═════ DATA PROVIDED

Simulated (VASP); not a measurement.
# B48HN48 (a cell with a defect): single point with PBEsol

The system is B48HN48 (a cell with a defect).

══════════

— ACTION ITEM —
This exercise asks for every line of the records to be repeated exactly.

— ANSWER SECTION —
Simulated (VASP); not a measurement.
# B48HN48 (a cell with a defect): single point with PBEsol

The system is B48HN48 (a cell with a defect).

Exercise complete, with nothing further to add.